Exercise ::
All lines from the opening of the data to the line containing "11 × 11 × 11 |" must be returned unchanged, and only those lines.

Given information ::
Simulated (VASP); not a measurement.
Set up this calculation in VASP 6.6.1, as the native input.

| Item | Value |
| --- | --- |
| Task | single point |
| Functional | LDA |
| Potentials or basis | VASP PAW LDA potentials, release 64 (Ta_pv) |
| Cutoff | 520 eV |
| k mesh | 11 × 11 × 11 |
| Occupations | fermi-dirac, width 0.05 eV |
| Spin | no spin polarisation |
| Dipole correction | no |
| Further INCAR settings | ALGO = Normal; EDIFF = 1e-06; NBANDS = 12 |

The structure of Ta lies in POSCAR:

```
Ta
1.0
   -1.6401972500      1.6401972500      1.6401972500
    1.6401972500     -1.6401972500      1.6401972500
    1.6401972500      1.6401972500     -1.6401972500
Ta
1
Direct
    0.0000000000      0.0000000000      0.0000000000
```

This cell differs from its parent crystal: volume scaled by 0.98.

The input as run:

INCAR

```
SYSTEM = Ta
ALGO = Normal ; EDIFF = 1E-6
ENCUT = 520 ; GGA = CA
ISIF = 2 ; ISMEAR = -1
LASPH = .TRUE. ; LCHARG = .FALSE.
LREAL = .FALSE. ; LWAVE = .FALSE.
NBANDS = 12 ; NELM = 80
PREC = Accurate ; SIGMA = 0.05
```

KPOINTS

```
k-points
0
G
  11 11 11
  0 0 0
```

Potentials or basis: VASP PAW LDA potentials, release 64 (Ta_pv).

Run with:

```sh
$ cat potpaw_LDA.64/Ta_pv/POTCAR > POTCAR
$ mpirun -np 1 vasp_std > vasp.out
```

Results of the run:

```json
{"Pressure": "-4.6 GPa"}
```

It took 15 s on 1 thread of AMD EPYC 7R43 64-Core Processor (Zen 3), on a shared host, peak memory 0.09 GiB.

Response area ::
Simulated (VASP); not a measurement.
Set up this calculation in VASP 6.6.1, as the native input.

| Item | Value |
| --- | --- |
| Task | single point |
| Functional | LDA |
| Potentials or basis | VASP PAW LDA potentials, release 64 (Ta_pv) |
| Cutoff | 520 eV |
| k mesh | 11 × 11 × 11 |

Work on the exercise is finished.